Task item:
Set down the lines of the data exactly, starting at the first and stopping after the line containing "4. CH5Cl3SSiTi: 0.247".

(Beginning of Data)
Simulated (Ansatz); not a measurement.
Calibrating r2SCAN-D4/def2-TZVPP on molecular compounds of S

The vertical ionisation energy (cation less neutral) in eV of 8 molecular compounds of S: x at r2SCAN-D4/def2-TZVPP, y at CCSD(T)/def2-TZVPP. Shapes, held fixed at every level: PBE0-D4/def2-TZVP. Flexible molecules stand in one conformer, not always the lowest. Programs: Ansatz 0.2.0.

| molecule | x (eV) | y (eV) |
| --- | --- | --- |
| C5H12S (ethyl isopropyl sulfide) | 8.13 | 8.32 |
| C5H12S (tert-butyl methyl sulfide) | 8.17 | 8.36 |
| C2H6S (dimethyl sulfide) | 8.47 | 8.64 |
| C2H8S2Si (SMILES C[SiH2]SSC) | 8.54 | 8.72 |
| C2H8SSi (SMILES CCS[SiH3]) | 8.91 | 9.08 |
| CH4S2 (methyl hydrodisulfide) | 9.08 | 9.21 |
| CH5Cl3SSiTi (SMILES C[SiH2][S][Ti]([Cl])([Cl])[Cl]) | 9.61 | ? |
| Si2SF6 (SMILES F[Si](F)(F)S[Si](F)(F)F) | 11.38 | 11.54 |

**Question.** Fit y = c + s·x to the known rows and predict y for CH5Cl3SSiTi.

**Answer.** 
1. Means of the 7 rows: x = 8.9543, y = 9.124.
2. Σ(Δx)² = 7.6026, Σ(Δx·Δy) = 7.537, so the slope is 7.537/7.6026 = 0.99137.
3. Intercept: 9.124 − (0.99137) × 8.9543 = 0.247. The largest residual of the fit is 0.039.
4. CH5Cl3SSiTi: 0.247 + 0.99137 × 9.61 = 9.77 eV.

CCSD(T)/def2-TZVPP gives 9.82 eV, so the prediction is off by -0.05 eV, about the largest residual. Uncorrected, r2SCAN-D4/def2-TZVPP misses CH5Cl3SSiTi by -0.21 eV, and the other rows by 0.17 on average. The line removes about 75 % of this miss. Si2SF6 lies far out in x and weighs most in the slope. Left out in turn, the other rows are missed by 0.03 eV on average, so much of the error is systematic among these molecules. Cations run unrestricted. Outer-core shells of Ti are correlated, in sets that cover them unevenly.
(End of Data)

Task output:
Simulated (Ansatz); not a measurement.
Calibrating r2SCAN-D4/def2-TZVPP on molecular compounds of S

The vertical ionisation energy (cation less neutral) in eV of 8 molecular compounds of S: x at r2SCAN-D4/def2-TZVPP, y at CCSD(T)/def2-TZVPP. Shapes, held fixed at every level: PBE0-D4/def2-TZVP. Flexible molecules stand in one conformer, not always the lowest. Programs: Ansatz 0.2.0.

| molecule | x (eV) | y (eV) |
| --- | --- | --- |
| C5H12S (ethyl isopropyl sulfide) | 8.13 | 8.32 |
| C5H12S (tert-butyl methyl sulfide) | 8.17 | 8.36 |
| C2H6S (dimethyl sulfide) | 8.47 | 8.64 |
| C2H8S2Si (SMILES C[SiH2]SSC) | 8.54 | 8.72 |
| C2H8SSi (SMILES CCS[SiH3]) | 8.91 | 9.08 |
| CH4S2 (methyl hydrodisulfide) | 9.08 | 9.21 |
| CH5Cl3SSiTi (SMILES C[SiH2][S][Ti]([Cl])([Cl])[Cl]) | 9.61 | ? |
| Si2SF6 (SMILES F[Si](F)(F)S[Si](F)(F)F) | 11.38 | 11.54 |

**Question.** Fit y = c + s·x to the known rows and predict y for CH5Cl3SSiTi.

**Answer.** 
1. Means of the 7 rows: x = 8.9543, y = 9.124.
2. Σ(Δx)² = 7.6026, Σ(Δx·Δy) = 7.537, so the slope is 7.537/7.6026 = 0.99137.
3. Intercept: 9.124 − (0.99137) × 8.9543 = 0.247. The largest residual of the fit is 0.039.
4. CH5Cl3SSiTi: 0.247 + 0.99137 × 9.61 = 9.77 eV.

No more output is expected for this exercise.